• [Task item]
Could you set down every entry exactly as it appears?

##########

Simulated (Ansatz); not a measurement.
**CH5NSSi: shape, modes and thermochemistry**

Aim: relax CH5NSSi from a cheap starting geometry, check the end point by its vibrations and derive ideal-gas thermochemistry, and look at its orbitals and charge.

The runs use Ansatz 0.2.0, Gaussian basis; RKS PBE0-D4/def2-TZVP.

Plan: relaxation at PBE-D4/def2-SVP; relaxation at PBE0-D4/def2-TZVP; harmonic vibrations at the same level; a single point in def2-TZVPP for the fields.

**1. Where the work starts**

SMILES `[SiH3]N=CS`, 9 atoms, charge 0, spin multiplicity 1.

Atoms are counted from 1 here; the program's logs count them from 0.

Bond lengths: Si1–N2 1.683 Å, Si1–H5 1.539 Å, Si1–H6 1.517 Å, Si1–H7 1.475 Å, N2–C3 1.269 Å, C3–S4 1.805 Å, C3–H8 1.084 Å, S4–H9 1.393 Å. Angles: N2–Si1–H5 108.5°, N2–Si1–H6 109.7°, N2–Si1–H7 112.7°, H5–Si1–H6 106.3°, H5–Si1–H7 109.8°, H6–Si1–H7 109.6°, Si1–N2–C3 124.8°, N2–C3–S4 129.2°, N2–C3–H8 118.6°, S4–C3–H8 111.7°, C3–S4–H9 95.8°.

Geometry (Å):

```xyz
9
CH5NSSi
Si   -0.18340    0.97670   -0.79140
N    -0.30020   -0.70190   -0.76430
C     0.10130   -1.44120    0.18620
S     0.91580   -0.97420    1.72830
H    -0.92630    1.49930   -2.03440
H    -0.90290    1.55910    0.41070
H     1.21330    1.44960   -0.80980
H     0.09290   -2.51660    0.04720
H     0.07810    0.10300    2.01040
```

##########

• [Written reply]
Simulated (Ansatz); not a measurement.
**CH5NSSi: shape, modes and thermochemistry**

Aim: relax CH5NSSi from a cheap starting geometry, check the end point by its vibrations and derive ideal-gas thermochemistry, and look at its orbitals and charge.

The runs use Ansatz 0.2.0, Gaussian basis; RKS PBE0-D4/def2-TZVP.

Plan: relaxation at PBE-D4/def2-SVP; relaxation at PBE0-D4/def2-TZVP; harmonic vibrations at the same level; a single point in def2-TZVPP for the fields.

**1. Where the work starts**

SMILES `[SiH3]N=CS`, 9 atoms, charge 0, spin multiplicity 1.

Atoms are counted from 1 here; the program's logs count them from 0.

Bond lengths: Si1–N2 1.683 Å, Si1–H5 1.539 Å, Si1–H6 1.517 Å, Si1–H7 1.475 Å, N2–C3 1.269 Å, C3–S4 1.805 Å, C3–H8 1.084 Å, S4–H9 1.393 Å. Angles: N2–Si1–H5 108.5°, N2–Si1–H6 109.7°, N2–Si1–H7 112.7°, H5–Si1–H6 106.3°, H5–Si1–H7 109.8°, H6–Si1–H7 109.6°, Si1–N2–C3 124.8°, N2–C3–S4 129.2°, N2–C3–H8 118.6°, S4–C3–H8 111.7°, C3–S4–H9 95.8°.

Geometry (Å):

```xyz
9
CH5NSSi
Si   -0.18340    0.97670   -0.79140
N    -0.30020   -0.70190   -0.76430
C     0.10130   -1.44120    0.18620
S     0.91580   -0.97420    1.72830
H    -0.92630    1.49930   -2.03440
H    -0.90290    1.55910    0.41070
H     1.21330    1.44960   -0.80980
H     0.09290   -2.51660    0.04720
H     0.07810    0.10300    2.01040
```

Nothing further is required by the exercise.